RECORD EXCERPTS
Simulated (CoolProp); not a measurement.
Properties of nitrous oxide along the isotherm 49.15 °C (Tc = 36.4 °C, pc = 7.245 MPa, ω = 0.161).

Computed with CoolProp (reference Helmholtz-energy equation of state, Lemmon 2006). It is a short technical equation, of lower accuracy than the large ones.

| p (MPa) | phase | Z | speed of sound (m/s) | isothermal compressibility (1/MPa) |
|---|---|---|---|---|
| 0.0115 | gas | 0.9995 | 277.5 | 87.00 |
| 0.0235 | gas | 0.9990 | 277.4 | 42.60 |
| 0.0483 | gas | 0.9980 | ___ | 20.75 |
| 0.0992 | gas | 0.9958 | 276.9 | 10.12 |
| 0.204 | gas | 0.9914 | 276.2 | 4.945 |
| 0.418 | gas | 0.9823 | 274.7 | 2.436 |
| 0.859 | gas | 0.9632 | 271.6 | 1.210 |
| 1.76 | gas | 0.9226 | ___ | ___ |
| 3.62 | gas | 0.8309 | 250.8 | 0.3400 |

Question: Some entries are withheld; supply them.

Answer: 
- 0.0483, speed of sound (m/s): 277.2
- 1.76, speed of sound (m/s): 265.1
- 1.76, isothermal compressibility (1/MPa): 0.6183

WORK TASK
Copy out only the lines running from the beginning of the data to the line with "277.5 | 87.00 |", both ends included.

YOUR RESPONSE
Simulated (CoolProp); not a measurement.
Properties of nitrous oxide along the isotherm 49.15 °C (Tc = 36.4 °C, pc = 7.245 MPa, ω = 0.161).

Computed with CoolProp (reference Helmholtz-energy equation of state, Lemmon 2006). It is a short technical equation, of lower accuracy than the large ones.

| p (MPa) | phase | Z | speed of sound (m/s) | isothermal compressibility (1/MPa) |
|---|---|---|---|---|
| 0.0115 | gas | 0.9995 | 277.5 | 87.00 |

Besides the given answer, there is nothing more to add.